________________________

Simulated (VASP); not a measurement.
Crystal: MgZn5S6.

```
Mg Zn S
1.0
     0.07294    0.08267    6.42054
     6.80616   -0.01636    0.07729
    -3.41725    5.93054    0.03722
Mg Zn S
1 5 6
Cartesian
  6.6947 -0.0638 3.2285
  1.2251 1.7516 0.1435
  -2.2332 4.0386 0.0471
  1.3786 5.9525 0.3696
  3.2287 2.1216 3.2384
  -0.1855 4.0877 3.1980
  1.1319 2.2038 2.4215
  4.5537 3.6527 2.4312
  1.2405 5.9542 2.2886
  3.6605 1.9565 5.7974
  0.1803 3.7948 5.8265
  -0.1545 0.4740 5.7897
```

________________________

→ WORK REQUEST: Only an exact copy of the entries above will do.

→ EXERCISE RESPONSE:
Simulated (VASP); not a measurement.
Crystal: MgZn5S6.

```
Mg Zn S
1.0
     0.07294    0.08267    6.42054
     6.80616   -0.01636    0.07729
    -3.41725    5.93054    0.03722
Mg Zn S
1 5 6
Cartesian
  6.6947 -0.0638 3.2285
  1.2251 1.7516 0.1435
  -2.2332 4.0386 0.0471
  1.3786 5.9525 0.3696
  3.2287 2.1216 3.2384
  -0.1855 4.0877 3.1980
  1.1319 2.2038 2.4215
  4.5537 3.6527 2.4312
  1.2405 5.9542 2.2886
  3.6605 1.9565 5.7974
  0.1803 3.7948 5.8265
  -0.1545 0.4740 5.7897
```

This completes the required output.